- [Excerpted records]:
================
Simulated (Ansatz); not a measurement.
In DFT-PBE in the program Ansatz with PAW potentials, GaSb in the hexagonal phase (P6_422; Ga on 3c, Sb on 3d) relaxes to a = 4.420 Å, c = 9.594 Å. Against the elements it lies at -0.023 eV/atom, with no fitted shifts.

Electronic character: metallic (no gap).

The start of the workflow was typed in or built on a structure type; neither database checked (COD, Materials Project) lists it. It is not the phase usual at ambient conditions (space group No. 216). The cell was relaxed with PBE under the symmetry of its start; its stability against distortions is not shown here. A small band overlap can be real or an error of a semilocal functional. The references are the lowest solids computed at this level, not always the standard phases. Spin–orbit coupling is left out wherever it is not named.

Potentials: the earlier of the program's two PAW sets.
================

- [Work order]: Reproducing the whole listing above is not the task. Copy exactly only the lines from the one with "In DFT-PBE in" to the one with "Electronic character: metallic (no gap).", both kept.

- [Written reply]:
In DFT-PBE in the program Ansatz with PAW potentials, GaSb in the hexagonal phase (P6_422; Ga on 3c, Sb on 3d) relaxes to a = 4.420 Å, c = 9.594 Å. Against the elements it lies at -0.023 eV/atom, with no fitted shifts.

Electronic character: metallic (no gap).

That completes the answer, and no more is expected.